Print the records below word for word, beginning with the first line and ending once the line containing "A: gap on the" is printed.

+--

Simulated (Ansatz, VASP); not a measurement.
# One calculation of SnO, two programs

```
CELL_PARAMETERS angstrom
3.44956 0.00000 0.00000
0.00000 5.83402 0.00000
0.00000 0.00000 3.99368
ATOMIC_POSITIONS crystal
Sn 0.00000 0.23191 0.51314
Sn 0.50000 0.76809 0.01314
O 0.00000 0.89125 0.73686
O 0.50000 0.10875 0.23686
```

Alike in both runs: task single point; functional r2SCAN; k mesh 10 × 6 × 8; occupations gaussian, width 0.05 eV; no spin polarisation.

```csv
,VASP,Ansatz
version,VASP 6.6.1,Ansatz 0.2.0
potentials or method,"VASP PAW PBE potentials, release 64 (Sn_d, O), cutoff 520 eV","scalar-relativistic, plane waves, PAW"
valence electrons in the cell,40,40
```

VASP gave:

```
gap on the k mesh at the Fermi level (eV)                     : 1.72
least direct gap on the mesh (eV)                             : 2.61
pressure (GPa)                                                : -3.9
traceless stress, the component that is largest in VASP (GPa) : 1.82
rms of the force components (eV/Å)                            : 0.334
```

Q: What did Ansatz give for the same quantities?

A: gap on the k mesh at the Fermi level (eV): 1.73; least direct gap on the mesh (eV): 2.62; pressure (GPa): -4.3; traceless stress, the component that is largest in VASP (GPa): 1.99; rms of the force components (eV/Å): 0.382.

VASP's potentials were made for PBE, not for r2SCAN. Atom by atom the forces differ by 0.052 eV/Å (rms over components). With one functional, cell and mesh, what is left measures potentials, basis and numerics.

+--

» YOUR SOLUTION:
Simulated (Ansatz, VASP); not a measurement.
# One calculation of SnO, two programs

```
CELL_PARAMETERS angstrom
3.44956 0.00000 0.00000
0.00000 5.83402 0.00000
0.00000 0.00000 3.99368
ATOMIC_POSITIONS crystal
Sn 0.00000 0.23191 0.51314
Sn 0.50000 0.76809 0.01314
O 0.00000 0.89125 0.73686
O 0.50000 0.10875 0.23686
```

Alike in both runs: task single point; functional r2SCAN; k mesh 10 × 6 × 8; occupations gaussian, width 0.05 eV; no spin polarisation.

```csv
,VASP,Ansatz
version,VASP 6.6.1,Ansatz 0.2.0
potentials or method,"VASP PAW PBE potentials, release 64 (Sn_d, O), cutoff 520 eV","scalar-relativistic, plane waves, PAW"
valence electrons in the cell,40,40
```

VASP gave:

```
gap on the k mesh at the Fermi level (eV)                     : 1.72
least direct gap on the mesh (eV)                             : 2.61
pressure (GPa)                                                : -3.9
traceless stress, the component that is largest in VASP (GPa) : 1.82
rms of the force components (eV/Å)                            : 0.334
```

Q: What did Ansatz give for the same quantities?

A: gap on the k mesh at the Fermi level (eV): 1.73; least direct gap on the mesh (eV): 2.62; pressure (GPa): -4.3; traceless stress, the component that is largest in VASP (GPa): 1.99; rms of the force components (eV/Å): 0.382.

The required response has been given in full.